• _REQUIRED ACTION_
Nothing below is to be printed except the lines between the line holding "r2SCAN-D4 | -2.13 |" and the line holding "CCSD(T) | -3.98 |", inclusive, each exactly as it appears.

INFORMATION SUPPLIED START
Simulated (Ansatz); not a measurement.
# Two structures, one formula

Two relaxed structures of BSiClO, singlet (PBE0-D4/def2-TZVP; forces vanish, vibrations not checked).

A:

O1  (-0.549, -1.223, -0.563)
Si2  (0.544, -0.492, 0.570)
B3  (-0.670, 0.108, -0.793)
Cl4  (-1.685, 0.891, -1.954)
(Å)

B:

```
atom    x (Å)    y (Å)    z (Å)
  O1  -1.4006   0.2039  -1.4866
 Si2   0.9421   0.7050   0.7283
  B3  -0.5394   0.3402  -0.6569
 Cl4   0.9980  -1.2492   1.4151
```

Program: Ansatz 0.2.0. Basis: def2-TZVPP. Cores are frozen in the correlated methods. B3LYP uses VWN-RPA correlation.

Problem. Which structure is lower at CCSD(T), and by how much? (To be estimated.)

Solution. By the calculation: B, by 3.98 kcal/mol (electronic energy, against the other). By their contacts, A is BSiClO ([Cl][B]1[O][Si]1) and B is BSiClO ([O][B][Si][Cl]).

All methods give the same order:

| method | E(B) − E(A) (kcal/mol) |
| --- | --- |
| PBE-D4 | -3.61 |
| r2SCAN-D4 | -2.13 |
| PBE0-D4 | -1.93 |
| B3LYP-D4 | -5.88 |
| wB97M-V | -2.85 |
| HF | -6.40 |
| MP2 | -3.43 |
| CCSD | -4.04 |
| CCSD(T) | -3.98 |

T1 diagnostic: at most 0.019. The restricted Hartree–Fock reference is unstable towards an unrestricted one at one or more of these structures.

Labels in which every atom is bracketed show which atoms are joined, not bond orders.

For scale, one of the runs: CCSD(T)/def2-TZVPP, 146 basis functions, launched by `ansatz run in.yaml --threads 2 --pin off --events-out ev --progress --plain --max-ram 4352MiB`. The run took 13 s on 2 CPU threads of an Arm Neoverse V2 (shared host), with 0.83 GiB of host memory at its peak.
INFORMATION SUPPLIED END

• _EXERCISE OUTPUT_
| r2SCAN-D4 | -2.13 |
| PBE0-D4 | -1.93 |
| B3LYP-D4 | -5.88 |
| wB97M-V | -2.85 |
| HF | -6.40 |
| MP2 | -3.43 |
| CCSD | -4.04 |
| CCSD(T) | -3.98 |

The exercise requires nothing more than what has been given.